__Brief__
Provide an exact copy of the lines from the beginning of the records through the line that includes "Gas-phase reaction: 4", and of no others.

- - - - -

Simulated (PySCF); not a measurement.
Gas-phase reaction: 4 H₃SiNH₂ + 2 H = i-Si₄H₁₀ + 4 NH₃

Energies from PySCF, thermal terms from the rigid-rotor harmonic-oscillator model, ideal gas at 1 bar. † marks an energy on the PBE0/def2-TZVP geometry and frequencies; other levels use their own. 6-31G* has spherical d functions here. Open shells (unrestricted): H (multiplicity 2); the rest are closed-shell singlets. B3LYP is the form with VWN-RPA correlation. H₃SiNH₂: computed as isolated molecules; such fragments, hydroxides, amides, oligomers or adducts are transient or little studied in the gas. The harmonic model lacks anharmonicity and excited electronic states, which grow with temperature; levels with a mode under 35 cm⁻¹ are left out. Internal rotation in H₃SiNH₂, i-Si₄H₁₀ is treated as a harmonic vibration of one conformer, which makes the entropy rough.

- - - - -

__Your response__
Simulated (PySCF); not a measurement.
Gas-phase reaction: 4 H₃SiNH₂ + 2 H = i-Si₄H₁₀ + 4 NH₃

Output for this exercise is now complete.